TASK ITEM ▸ Give back an exact copy of the lines in the records below, from the line that has "Species: C7H6F3N." through the line that has "Bonds: F1–C2, C2–F3, C2–F4, C2–C5, C5–C6, C6–C7", and nothing besides.

DATA FOR REVIEW ▸
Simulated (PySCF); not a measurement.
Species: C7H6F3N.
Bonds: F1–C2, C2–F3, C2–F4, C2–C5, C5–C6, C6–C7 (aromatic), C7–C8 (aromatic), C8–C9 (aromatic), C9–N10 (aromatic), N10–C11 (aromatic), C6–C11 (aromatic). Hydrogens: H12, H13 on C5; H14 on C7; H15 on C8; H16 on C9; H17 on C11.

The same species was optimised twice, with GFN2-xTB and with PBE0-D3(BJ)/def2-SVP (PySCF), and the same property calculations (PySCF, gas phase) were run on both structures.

RESPONSE AREA ▸
Species: C7H6F3N.
Bonds: F1–C2, C2–F3, C2–F4, C2–C5, C5–C6, C6–C7 (aromatic), C7–C8 (aromatic), C8–C9 (aromatic), C9–N10 (aromatic), N10–C11 (aromatic), C6–C11 (aromatic). Hydrogens: H12, H13 on C5; H14 on C7; H15 on C8; H16 on C9; H17 on C11.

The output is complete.